WORK ITEM —
Starting with the first line of the data that follows, transcribe every line verbatim until the line containing "All numbers below" has been transcribed.

GIVEN INFORMATION —
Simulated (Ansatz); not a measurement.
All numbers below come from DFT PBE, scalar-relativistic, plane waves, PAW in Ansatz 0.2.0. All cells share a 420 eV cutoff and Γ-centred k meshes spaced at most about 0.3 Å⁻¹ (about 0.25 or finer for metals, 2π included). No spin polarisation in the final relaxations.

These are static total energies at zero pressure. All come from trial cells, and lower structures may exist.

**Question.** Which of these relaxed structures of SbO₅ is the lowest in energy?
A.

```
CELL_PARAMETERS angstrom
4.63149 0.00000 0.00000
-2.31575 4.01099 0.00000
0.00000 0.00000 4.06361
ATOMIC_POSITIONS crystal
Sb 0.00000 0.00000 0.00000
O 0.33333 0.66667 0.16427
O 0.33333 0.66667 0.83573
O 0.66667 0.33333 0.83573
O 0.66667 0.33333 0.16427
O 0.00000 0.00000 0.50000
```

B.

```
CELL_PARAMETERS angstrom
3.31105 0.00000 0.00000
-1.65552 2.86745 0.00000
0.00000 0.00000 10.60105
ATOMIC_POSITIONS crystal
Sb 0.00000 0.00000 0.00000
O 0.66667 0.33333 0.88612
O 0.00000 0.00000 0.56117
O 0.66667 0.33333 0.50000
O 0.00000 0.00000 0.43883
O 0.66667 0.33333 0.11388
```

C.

WRITTEN RESPONSE —
Simulated (Ansatz); not a measurement.
All numbers below come from DFT PBE, scalar-relativistic, plane waves, PAW in Ansatz 0.2.0. All cells share a 420 eV cutoff and Γ-centred k meshes spaced at most about 0.3 Å⁻¹ (about 0.25 or finer for metals, 2π included). No spin polarisation in the final relaxations.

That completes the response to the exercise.